## Work task
Beginning with the first line of the data below, reproduce every line unchanged, ending with the line that holds "- Cutoff: 520 eV".

───

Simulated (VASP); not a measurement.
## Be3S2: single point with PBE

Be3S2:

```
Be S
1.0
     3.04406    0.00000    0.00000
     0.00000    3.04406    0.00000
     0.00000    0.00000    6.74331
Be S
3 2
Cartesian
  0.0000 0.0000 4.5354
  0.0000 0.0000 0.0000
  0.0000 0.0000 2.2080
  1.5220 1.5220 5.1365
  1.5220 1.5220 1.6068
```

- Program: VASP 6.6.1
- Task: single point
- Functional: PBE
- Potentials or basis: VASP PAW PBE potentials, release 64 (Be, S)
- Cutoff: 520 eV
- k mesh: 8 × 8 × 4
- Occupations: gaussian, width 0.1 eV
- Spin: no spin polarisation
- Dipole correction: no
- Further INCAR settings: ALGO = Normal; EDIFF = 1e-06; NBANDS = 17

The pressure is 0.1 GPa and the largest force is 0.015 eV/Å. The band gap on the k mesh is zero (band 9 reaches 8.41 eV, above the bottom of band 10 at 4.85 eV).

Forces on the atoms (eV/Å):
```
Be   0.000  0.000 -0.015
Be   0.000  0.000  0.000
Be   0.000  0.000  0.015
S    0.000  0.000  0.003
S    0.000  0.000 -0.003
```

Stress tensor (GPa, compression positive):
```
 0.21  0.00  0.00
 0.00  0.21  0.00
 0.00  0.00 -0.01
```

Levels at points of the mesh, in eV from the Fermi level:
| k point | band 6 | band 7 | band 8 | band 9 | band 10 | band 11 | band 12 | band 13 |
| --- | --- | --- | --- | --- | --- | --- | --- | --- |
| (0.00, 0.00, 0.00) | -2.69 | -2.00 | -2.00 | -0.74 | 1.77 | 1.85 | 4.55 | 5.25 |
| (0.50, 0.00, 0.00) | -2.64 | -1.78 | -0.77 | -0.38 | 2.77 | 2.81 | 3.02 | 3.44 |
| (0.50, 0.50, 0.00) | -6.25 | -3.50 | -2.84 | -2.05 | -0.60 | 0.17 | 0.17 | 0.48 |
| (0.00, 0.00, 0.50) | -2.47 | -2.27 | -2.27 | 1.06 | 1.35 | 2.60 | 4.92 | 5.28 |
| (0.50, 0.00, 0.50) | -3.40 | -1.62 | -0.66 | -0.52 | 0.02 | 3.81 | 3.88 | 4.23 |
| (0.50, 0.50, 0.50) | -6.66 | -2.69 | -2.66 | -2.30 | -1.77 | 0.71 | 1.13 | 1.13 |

───

## Task response
Simulated (VASP); not a measurement.
## Be3S2: single point with PBE

Be3S2:

```
Be S
1.0
     3.04406    0.00000    0.00000
     0.00000    3.04406    0.00000
     0.00000    0.00000    6.74331
Be S
3 2
Cartesian
  0.0000 0.0000 4.5354
  0.0000 0.0000 0.0000
  0.0000 0.0000 2.2080
  1.5220 1.5220 5.1365
  1.5220 1.5220 1.6068
```

- Program: VASP 6.6.1
- Task: single point
- Functional: PBE
- Potentials or basis: VASP PAW PBE potentials, release 64 (Be, S)
- Cutoff: 520 eV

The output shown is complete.